## Exercise
Give back the entries exactly, ending with the "12.8 | -1.3 |" line.

▶

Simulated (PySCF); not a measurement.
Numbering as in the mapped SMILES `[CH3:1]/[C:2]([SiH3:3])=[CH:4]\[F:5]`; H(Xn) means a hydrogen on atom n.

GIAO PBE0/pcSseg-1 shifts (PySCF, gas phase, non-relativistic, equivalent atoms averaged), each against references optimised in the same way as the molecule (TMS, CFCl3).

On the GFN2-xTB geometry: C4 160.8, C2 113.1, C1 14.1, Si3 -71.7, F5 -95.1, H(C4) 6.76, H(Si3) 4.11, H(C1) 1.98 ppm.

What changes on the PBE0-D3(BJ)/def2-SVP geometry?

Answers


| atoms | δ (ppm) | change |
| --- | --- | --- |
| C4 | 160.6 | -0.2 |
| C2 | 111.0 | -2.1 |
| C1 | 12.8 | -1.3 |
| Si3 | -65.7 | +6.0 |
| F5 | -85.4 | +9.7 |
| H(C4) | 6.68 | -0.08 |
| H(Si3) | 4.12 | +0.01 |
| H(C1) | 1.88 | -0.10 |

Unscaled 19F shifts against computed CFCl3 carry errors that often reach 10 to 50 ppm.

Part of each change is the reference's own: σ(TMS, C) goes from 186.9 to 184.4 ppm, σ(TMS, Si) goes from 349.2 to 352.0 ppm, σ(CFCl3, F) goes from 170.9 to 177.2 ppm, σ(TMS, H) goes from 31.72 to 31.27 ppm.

◀

## Answer box
Simulated (PySCF); not a measurement.
Numbering as in the mapped SMILES `[CH3:1]/[C:2]([SiH3:3])=[CH:4]\[F:5]`; H(Xn) means a hydrogen on atom n.

GIAO PBE0/pcSseg-1 shifts (PySCF, gas phase, non-relativistic, equivalent atoms averaged), each against references optimised in the same way as the molecule (TMS, CFCl3).

On the GFN2-xTB geometry: C4 160.8, C2 113.1, C1 14.1, Si3 -71.7, F5 -95.1, H(C4) 6.76, H(Si3) 4.11, H(C1) 1.98 ppm.

What changes on the PBE0-D3(BJ)/def2-SVP geometry?

Answers


| atoms | δ (ppm) | change |
| --- | --- | --- |
| C4 | 160.6 | -0.2 |
| C2 | 111.0 | -2.1 |
| C1 | 12.8 | -1.3 |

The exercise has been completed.